__ASSIGNMENT__: Return each line of the data below unchanged, please.

[MATERIAL PROVIDED — start]

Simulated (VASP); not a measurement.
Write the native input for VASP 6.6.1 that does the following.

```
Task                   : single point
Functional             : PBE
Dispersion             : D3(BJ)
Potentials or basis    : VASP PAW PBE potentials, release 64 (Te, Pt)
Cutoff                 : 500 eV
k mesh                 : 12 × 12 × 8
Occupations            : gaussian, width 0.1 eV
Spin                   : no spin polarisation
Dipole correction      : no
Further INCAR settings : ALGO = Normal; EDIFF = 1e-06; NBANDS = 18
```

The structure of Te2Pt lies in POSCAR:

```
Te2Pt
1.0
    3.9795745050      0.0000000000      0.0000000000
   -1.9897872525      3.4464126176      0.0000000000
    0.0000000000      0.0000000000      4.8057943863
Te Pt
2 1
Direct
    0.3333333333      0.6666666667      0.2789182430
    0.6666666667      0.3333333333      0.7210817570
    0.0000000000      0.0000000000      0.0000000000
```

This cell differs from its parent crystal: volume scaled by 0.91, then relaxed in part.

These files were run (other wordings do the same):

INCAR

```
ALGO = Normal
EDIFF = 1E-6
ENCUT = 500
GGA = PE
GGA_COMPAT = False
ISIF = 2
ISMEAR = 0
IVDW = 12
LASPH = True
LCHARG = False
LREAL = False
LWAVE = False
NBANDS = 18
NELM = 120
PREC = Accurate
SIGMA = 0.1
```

[MATERIAL PROVIDED — finish]

__TASK RESPONSE__:
Simulated (VASP); not a measurement.
Write the native input for VASP 6.6.1 that does the following.

```
Task                   : single point
Functional             : PBE
Dispersion             : D3(BJ)
Potentials or basis    : VASP PAW PBE potentials, release 64 (Te, Pt)
Cutoff                 : 500 eV
k mesh                 : 12 × 12 × 8
Occupations            : gaussian, width 0.1 eV
Spin                   : no spin polarisation
Dipole correction      : no
Further INCAR settings : ALGO = Normal; EDIFF = 1e-06; NBANDS = 18
```

The structure of Te2Pt lies in POSCAR:

```
Te2Pt
1.0
    3.9795745050      0.0000000000      0.0000000000
   -1.9897872525      3.4464126176      0.0000000000
    0.0000000000      0.0000000000      4.8057943863
Te Pt
2 1
Direct
    0.3333333333      0.6666666667      0.2789182430
    0.6666666667      0.3333333333      0.7210817570
    0.0000000000      0.0000000000      0.0000000000
```

This cell differs from its parent crystal: volume scaled by 0.91, then relaxed in part.

These files were run (other wordings do the same):

INCAR

```
ALGO = Normal
EDIFF = 1E-6
ENCUT = 500
GGA = PE
GGA_COMPAT = False
ISIF = 2
ISMEAR = 0
IVDW = 12
LASPH = True
LCHARG = False
LREAL = False
LWAVE = False
NBANDS = 18
NELM = 120
PREC = Accurate
SIGMA = 0.1
```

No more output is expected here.